* Work item
Starting at the top of the entries, restate word for word each line up to and including the one with "Program: Ansatz 0.2.0.".

* Provided records
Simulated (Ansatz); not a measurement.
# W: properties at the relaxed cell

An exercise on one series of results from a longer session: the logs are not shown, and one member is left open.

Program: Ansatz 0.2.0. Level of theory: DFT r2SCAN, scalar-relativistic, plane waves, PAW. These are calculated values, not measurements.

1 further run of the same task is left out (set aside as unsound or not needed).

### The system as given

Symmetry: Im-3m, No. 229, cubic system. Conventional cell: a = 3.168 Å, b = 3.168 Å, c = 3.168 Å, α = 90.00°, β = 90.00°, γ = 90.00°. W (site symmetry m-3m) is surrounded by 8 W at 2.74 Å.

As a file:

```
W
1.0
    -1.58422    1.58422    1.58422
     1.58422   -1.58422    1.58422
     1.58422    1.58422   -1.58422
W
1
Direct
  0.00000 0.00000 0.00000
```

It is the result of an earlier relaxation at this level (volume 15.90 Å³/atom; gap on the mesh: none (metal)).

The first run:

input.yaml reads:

* Task result
Simulated (Ansatz); not a measurement.
# W: properties at the relaxed cell

An exercise on one series of results from a longer session: the logs are not shown, and one member is left open.

Program: Ansatz 0.2.0. Level of theory: DFT r2SCAN, scalar-relativistic, plane waves, PAW. These are calculated values, not measurements.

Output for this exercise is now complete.